▶ Supplied entries:
BEGIN

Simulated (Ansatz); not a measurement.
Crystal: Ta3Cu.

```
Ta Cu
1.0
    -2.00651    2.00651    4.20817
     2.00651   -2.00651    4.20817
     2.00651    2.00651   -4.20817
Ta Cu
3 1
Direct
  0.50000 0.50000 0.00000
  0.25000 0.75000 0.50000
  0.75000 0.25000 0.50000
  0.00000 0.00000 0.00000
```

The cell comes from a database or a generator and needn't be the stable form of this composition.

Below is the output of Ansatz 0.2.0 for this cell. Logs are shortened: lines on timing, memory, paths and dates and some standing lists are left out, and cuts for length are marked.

END

▶ Work request:
Exactly repeat the lines above, from the opening line through the one with "The cell comes", and include nothing else.

▶ Response area:
Simulated (Ansatz); not a measurement.
Crystal: Ta3Cu.

```
Ta Cu
1.0
    -2.00651    2.00651    4.20817
     2.00651   -2.00651    4.20817
     2.00651    2.00651   -4.20817
Ta Cu
3 1
Direct
  0.50000 0.50000 0.00000
  0.25000 0.75000 0.50000
  0.75000 0.25000 0.50000
  0.00000 0.00000 0.00000
```

The cell comes from a database or a generator and needn't be the stable form of this composition.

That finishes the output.